Record excerpts »
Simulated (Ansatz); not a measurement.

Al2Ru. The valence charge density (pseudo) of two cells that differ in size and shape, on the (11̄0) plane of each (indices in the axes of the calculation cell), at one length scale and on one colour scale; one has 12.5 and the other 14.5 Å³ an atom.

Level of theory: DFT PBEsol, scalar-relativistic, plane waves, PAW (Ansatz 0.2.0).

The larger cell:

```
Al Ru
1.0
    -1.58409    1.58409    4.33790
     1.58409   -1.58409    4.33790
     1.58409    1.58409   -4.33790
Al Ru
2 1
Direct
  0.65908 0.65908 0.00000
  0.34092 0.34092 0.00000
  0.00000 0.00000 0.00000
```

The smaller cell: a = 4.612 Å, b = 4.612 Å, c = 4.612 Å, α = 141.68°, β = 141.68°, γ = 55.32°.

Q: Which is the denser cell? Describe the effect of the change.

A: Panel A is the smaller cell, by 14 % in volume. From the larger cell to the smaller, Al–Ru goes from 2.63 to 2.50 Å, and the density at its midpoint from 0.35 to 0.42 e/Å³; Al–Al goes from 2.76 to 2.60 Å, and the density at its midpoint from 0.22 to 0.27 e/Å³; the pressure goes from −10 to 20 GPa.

Task item » Your task is to restate, word for word, only those lines above that fall between the line holding "Level of theory: DFT" and the line holding "Q: Which is", inclusive.

Written answer »
Level of theory: DFT PBEsol, scalar-relativistic, plane waves, PAW (Ansatz 0.2.0).

The larger cell:

```
Al Ru
1.0
    -1.58409    1.58409    4.33790
     1.58409   -1.58409    4.33790
     1.58409    1.58409   -4.33790
Al Ru
2 1
Direct
  0.65908 0.65908 0.00000
  0.34092 0.34092 0.00000
  0.00000 0.00000 0.00000
```

The smaller cell: a = 4.612 Å, b = 4.612 Å, c = 4.612 Å, α = 141.68°, β = 141.68°, γ = 55.32°.

Q: Which is the denser cell? Describe the effect of the change.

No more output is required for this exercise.